Starting at the line that has "tetragonal deformation path**" and stopping after the line that has "## The system as given", reproduce the listing below exactly; omit everything else.

[Start of Attachment]

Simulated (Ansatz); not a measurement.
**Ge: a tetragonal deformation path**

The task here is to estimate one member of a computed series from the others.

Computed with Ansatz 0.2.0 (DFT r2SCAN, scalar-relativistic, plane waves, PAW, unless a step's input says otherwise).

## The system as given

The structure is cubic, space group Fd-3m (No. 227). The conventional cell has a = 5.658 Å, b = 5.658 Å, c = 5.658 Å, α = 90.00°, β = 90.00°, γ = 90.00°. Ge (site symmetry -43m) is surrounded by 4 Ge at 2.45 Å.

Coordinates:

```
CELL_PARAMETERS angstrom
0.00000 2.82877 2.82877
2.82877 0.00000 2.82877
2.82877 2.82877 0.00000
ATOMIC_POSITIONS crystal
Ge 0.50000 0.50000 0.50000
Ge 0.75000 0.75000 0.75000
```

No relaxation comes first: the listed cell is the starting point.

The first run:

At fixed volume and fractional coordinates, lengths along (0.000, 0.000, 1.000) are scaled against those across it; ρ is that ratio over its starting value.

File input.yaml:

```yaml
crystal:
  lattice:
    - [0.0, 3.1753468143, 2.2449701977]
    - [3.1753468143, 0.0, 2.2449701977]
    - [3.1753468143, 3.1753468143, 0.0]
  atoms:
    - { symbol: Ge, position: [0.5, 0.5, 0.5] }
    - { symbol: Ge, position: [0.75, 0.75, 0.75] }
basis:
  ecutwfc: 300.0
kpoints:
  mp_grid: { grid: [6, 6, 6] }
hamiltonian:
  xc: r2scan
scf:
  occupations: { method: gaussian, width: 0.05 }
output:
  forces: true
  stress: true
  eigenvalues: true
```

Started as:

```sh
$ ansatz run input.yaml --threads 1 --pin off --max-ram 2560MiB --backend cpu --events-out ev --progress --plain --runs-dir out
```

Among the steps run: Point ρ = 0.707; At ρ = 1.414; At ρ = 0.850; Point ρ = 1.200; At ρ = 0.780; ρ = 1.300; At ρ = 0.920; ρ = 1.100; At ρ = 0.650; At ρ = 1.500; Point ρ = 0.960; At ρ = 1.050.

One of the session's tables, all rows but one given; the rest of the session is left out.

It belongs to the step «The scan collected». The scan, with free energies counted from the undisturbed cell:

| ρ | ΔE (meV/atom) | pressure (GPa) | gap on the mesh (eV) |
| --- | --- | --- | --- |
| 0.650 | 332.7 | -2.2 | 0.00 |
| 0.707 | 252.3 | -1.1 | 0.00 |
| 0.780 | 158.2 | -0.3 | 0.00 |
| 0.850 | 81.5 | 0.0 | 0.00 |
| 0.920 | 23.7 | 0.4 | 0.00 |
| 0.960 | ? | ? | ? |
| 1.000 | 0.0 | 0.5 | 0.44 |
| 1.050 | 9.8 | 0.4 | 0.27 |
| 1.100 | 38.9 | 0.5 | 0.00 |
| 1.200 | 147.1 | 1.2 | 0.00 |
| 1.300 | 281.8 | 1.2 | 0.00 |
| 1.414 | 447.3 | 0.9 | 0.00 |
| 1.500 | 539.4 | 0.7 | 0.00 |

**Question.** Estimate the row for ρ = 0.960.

[End of Attachment]

## Response box
**Ge: a tetragonal deformation path**

The task here is to estimate one member of a computed series from the others.

Computed with Ansatz 0.2.0 (DFT r2SCAN, scalar-relativistic, plane waves, PAW, unless a step's input says otherwise).

## The system as given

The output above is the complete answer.